- ACTION ITEM
Exactly as written, copy the lines that run from the start of the data below to the line containing "Open shells are", both ends included.

- EXCERPTED RECORDS
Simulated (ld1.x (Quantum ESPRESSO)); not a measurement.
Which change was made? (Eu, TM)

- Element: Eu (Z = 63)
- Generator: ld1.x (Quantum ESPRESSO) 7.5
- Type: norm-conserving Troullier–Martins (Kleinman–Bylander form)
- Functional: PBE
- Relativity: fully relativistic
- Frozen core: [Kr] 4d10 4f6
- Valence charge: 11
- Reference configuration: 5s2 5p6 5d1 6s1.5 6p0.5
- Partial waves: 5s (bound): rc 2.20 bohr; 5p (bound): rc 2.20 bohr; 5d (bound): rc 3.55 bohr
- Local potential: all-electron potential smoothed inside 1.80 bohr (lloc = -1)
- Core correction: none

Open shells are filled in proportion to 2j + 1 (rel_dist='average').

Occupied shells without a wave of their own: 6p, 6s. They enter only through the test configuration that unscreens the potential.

- PROBLEM SOLUTION
Simulated (ld1.x (Quantum ESPRESSO)); not a measurement.
Which change was made? (Eu, TM)

- Element: Eu (Z = 63)
- Generator: ld1.x (Quantum ESPRESSO) 7.5
- Type: norm-conserving Troullier–Martins (Kleinman–Bylander form)
- Functional: PBE
- Relativity: fully relativistic
- Frozen core: [Kr] 4d10 4f6
- Valence charge: 11
- Reference configuration: 5s2 5p6 5d1 6s1.5 6p0.5
- Partial waves: 5s (bound): rc 2.20 bohr; 5p (bound): rc 2.20 bohr; 5d (bound): rc 3.55 bohr
- Local potential: all-electron potential smoothed inside 1.80 bohr (lloc = -1)
- Core correction: none

Open shells are filled in proportion to 2j + 1 (rel_dist='average').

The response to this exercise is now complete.